# Required action
Word for word, return every record that follows.

# Extracted entries
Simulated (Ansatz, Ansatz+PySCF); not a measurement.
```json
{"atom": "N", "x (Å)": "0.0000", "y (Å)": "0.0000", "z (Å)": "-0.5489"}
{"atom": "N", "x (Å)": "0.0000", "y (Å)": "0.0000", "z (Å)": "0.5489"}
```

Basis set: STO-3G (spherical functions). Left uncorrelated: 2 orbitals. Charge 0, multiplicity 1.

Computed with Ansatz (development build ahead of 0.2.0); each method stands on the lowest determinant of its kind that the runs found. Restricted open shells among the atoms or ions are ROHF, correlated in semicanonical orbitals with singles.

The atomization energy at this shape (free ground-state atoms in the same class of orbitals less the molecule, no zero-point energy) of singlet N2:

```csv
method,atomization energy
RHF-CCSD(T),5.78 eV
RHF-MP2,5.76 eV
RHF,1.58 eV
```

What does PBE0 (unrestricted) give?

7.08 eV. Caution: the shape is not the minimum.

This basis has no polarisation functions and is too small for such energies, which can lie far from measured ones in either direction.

# Answer box
Simulated (Ansatz, Ansatz+PySCF); not a measurement.
```json
{"atom": "N", "x (Å)": "0.0000", "y (Å)": "0.0000", "z (Å)": "-0.5489"}
{"atom": "N", "x (Å)": "0.0000", "y (Å)": "0.0000", "z (Å)": "0.5489"}
```

Basis set: STO-3G (spherical functions). Left uncorrelated: 2 orbitals. Charge 0, multiplicity 1.

Computed with Ansatz (development build ahead of 0.2.0); each method stands on the lowest determinant of its kind that the runs found. Restricted open shells among the atoms or ions are ROHF, correlated in semicanonical orbitals with singles.

The atomization energy at this shape (free ground-state atoms in the same class of orbitals less the molecule, no zero-point energy) of singlet N2:

```csv
method,atomization energy
RHF-CCSD(T),5.78 eV
RHF-MP2,5.76 eV
RHF,1.58 eV
```

What does PBE0 (unrestricted) give?

7.08 eV. Caution: the shape is not the minimum.

This basis has no polarisation functions and is too small for such energies, which can lie far from measured ones in either direction.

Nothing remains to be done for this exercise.